Action item :: From the first line of the data below, repeat each line exactly until you reach the line with "Hardware: 1 thread"; include that line too.

┌──

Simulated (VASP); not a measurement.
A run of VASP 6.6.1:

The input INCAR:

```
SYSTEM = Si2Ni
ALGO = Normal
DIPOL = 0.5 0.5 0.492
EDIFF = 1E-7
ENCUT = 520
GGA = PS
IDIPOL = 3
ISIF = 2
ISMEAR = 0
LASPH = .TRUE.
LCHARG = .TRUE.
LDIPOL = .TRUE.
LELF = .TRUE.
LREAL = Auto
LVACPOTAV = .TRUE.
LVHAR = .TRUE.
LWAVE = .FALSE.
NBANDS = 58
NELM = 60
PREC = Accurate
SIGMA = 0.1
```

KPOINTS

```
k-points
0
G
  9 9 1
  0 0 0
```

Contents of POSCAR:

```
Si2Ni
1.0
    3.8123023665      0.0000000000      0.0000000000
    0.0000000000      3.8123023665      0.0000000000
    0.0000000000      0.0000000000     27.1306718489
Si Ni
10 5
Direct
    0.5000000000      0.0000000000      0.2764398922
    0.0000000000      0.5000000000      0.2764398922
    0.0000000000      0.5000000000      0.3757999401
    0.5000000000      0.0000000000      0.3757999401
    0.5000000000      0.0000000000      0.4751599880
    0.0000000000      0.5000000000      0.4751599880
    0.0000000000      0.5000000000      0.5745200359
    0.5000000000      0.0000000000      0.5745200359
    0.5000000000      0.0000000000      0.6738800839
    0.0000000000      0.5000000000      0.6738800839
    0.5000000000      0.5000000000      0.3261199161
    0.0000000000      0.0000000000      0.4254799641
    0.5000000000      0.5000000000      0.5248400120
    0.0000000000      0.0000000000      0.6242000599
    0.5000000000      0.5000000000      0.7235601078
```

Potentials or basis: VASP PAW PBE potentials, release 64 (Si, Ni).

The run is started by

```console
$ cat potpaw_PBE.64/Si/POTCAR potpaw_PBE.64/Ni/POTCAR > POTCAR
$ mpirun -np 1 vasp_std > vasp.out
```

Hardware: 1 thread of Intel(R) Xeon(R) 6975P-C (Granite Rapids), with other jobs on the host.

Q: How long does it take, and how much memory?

└──

Task answer ::
Simulated (VASP); not a measurement.
A run of VASP 6.6.1:

The input INCAR:

```
SYSTEM = Si2Ni
ALGO = Normal
DIPOL = 0.5 0.5 0.492
EDIFF = 1E-7
ENCUT = 520
GGA = PS
IDIPOL = 3
ISIF = 2
ISMEAR = 0
LASPH = .TRUE.
LCHARG = .TRUE.
LDIPOL = .TRUE.
LELF = .TRUE.
LREAL = Auto
LVACPOTAV = .TRUE.
LVHAR = .TRUE.
LWAVE = .FALSE.
NBANDS = 58
NELM = 60
PREC = Accurate
SIGMA = 0.1
```

KPOINTS

```
k-points
0
G
  9 9 1
  0 0 0
```

Contents of POSCAR:

```
Si2Ni
1.0
    3.8123023665      0.0000000000      0.0000000000
    0.0000000000      3.8123023665      0.0000000000
    0.0000000000      0.0000000000     27.1306718489
Si Ni
10 5
Direct
    0.5000000000      0.0000000000      0.2764398922
    0.0000000000      0.5000000000      0.2764398922
    0.0000000000      0.5000000000      0.3757999401
    0.5000000000      0.0000000000      0.3757999401
    0.5000000000      0.0000000000      0.4751599880
    0.0000000000      0.5000000000      0.4751599880
    0.0000000000      0.5000000000      0.5745200359
    0.5000000000      0.0000000000      0.5745200359
    0.5000000000      0.0000000000      0.6738800839
    0.0000000000      0.5000000000      0.6738800839
    0.5000000000      0.5000000000      0.3261199161
    0.0000000000      0.0000000000      0.4254799641
    0.5000000000      0.5000000000      0.5248400120
    0.0000000000      0.0000000000      0.6242000599
    0.5000000000      0.5000000000      0.7235601078
```

Potentials or basis: VASP PAW PBE potentials, release 64 (Si, Ni).

The run is started by

```console
$ cat potpaw_PBE.64/Si/POTCAR potpaw_PBE.64/Ni/POTCAR > POTCAR
$ mpirun -np 1 vasp_std > vasp.out
```

Hardware: 1 thread of Intel(R) Xeon(R) 6975P-C (Granite Rapids), with other jobs on the host.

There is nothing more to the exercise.